MATERIAL SHOWN:
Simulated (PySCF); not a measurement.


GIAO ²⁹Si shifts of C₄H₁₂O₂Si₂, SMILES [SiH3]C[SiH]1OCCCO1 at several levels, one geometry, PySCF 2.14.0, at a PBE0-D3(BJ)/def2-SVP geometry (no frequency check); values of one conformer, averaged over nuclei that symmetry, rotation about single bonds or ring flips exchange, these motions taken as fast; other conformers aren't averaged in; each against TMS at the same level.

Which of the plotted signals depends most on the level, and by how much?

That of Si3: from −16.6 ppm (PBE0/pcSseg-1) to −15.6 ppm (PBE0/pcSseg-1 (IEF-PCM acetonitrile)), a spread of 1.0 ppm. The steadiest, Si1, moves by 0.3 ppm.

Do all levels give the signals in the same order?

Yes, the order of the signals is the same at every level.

EXERCISE:
Between the first line of the entries above and the line with "Which of the", both included, copy every line exactly and nothing outside that range.

RESULT:
Simulated (PySCF); not a measurement.


GIAO ²⁹Si shifts of C₄H₁₂O₂Si₂, SMILES [SiH3]C[SiH]1OCCCO1 at several levels, one geometry, PySCF 2.14.0, at a PBE0-D3(BJ)/def2-SVP geometry (no frequency check); values of one conformer, averaged over nuclei that symmetry, rotation about single bonds or ring flips exchange, these motions taken as fast; other conformers aren't averaged in; each against TMS at the same level.

Which of the plotted signals depends most on the level, and by how much?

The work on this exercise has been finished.